- _REQUIREMENT_:
Return each of the entries below precisely as it appears.

- _STORED DATA_:
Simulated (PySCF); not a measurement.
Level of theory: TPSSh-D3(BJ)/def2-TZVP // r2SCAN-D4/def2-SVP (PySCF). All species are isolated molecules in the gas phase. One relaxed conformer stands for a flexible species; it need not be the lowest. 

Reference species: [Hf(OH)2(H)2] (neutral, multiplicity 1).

- _WRITTEN SOLUTION_:
Simulated (PySCF); not a measurement.
Level of theory: TPSSh-D3(BJ)/def2-TZVP // r2SCAN-D4/def2-SVP (PySCF). All species are isolated molecules in the gas phase. One relaxed conformer stands for a flexible species; it need not be the lowest. 

Reference species: [Hf(OH)2(H)2] (neutral, multiplicity 1).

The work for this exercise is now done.